## Task item
All entries should be printed precisely as written.

## Excerpted data
-*-

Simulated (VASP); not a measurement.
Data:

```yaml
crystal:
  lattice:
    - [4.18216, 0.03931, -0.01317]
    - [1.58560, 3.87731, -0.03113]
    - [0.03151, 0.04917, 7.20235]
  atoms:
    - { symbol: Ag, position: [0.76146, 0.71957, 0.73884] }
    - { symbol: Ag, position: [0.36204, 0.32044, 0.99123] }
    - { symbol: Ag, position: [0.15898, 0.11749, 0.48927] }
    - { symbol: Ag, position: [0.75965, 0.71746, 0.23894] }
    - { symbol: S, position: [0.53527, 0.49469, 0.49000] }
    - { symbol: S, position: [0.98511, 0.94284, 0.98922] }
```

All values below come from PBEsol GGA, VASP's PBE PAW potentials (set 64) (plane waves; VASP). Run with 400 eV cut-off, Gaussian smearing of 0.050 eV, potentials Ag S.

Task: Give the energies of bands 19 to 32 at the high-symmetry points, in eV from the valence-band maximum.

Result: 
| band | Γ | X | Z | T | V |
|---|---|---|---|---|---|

-*-

## Solution
Simulated (VASP); not a measurement.
Data:

```yaml
crystal:
  lattice:
    - [4.18216, 0.03931, -0.01317]
    - [1.58560, 3.87731, -0.03113]
    - [0.03151, 0.04917, 7.20235]
  atoms:
    - { symbol: Ag, position: [0.76146, 0.71957, 0.73884] }
    - { symbol: Ag, position: [0.36204, 0.32044, 0.99123] }
    - { symbol: Ag, position: [0.15898, 0.11749, 0.48927] }
    - { symbol: Ag, position: [0.75965, 0.71746, 0.23894] }
    - { symbol: S, position: [0.53527, 0.49469, 0.49000] }
    - { symbol: S, position: [0.98511, 0.94284, 0.98922] }
```

All values below come from PBEsol GGA, VASP's PBE PAW potentials (set 64) (plane waves; VASP). Run with 400 eV cut-off, Gaussian smearing of 0.050 eV, potentials Ag S.

Task: Give the energies of bands 19 to 32 at the high-symmetry points, in eV from the valence-band maximum.

Result: 
| band | Γ | X | Z | T | V |
|---|---|---|---|---|---|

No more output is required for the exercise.